RECORD SET:
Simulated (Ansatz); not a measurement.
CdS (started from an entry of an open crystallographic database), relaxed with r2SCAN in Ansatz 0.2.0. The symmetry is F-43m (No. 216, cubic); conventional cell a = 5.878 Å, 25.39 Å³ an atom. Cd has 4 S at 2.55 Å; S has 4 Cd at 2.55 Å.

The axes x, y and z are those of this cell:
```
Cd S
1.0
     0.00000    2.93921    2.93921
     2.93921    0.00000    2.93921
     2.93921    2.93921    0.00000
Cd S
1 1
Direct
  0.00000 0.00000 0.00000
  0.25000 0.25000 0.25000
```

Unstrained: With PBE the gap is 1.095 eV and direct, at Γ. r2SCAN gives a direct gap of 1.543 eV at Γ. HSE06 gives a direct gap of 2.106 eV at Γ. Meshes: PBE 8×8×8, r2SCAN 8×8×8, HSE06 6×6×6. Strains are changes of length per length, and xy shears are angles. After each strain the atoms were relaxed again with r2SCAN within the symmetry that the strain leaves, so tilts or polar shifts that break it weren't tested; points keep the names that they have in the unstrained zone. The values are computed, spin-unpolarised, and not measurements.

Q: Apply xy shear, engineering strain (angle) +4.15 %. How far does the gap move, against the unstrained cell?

EXERCISE: Taking the listing above as the source, transcribe only the lines starting at the line with "CdS (started from" and going through the line with "Unstrained: With PBE", unaltered and with both ends included.

YOUR RESPONSE:
CdS (started from an entry of an open crystallographic database), relaxed with r2SCAN in Ansatz 0.2.0. The symmetry is F-43m (No. 216, cubic); conventional cell a = 5.878 Å, 25.39 Å³ an atom. Cd has 4 S at 2.55 Å; S has 4 Cd at 2.55 Å.

The axes x, y and z are those of this cell:
```
Cd S
1.0
     0.00000    2.93921    2.93921
     2.93921    0.00000    2.93921
     2.93921    2.93921    0.00000
Cd S
1 1
Direct
  0.00000 0.00000 0.00000
  0.25000 0.25000 0.25000
```

Unstrained: With PBE the gap is 1.095 eV and direct, at Γ. r2SCAN gives a direct gap of 1.543 eV at Γ. HSE06 gives a direct gap of 2.106 eV at Γ. Meshes: PBE 8×8×8, r2SCAN 8×8×8, HSE06 6×6×6. Strains are changes of length per length, and xy shears are angles. After each strain the atoms were relaxed again with r2SCAN within the symmetry that the strain leaves, so tilts or polar shifts that break it weren't tested; points keep the names that they have in the unstrained zone. The values are computed, spin-unpolarised, and not measurements.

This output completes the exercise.